- [Information given]
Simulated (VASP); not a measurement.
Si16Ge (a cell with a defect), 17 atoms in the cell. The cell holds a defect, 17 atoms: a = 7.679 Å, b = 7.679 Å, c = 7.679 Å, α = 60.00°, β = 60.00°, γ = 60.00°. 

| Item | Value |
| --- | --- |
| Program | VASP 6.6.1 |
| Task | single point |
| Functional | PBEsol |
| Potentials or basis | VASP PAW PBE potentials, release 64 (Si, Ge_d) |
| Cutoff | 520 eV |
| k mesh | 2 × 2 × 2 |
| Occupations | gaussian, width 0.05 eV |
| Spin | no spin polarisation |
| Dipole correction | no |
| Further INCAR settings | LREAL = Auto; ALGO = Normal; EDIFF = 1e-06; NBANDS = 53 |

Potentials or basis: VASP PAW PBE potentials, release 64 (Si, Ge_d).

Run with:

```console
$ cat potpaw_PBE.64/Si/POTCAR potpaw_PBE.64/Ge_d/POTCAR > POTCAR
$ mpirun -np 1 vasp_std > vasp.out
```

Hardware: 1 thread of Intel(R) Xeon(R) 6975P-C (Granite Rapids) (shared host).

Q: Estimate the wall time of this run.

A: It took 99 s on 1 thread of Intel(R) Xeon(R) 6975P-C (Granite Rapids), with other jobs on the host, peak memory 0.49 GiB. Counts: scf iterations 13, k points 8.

- [Activity] The records above must be repeated exactly, in their entirety.

- [Task answer]
Simulated (VASP); not a measurement.
Si16Ge (a cell with a defect), 17 atoms in the cell. The cell holds a defect, 17 atoms: a = 7.679 Å, b = 7.679 Å, c = 7.679 Å, α = 60.00°, β = 60.00°, γ = 60.00°. 

| Item | Value |
| --- | --- |
| Program | VASP 6.6.1 |
| Task | single point |
| Functional | PBEsol |
| Potentials or basis | VASP PAW PBE potentials, release 64 (Si, Ge_d) |
| Cutoff | 520 eV |
| k mesh | 2 × 2 × 2 |
| Occupations | gaussian, width 0.05 eV |
| Spin | no spin polarisation |
| Dipole correction | no |
| Further INCAR settings | LREAL = Auto; ALGO = Normal; EDIFF = 1e-06; NBANDS = 53 |

Potentials or basis: VASP PAW PBE potentials, release 64 (Si, Ge_d).

Run with:

```console
$ cat potpaw_PBE.64/Si/POTCAR potpaw_PBE.64/Ge_d/POTCAR > POTCAR
$ mpirun -np 1 vasp_std > vasp.out
```

Hardware: 1 thread of Intel(R) Xeon(R) 6975P-C (Granite Rapids) (shared host).

Q: Estimate the wall time of this run.

A: It took 99 s on 1 thread of Intel(R) Xeon(R) 6975P-C (Granite Rapids), with other jobs on the host, peak memory 0.49 GiB. Counts: scf iterations 13, k points 8.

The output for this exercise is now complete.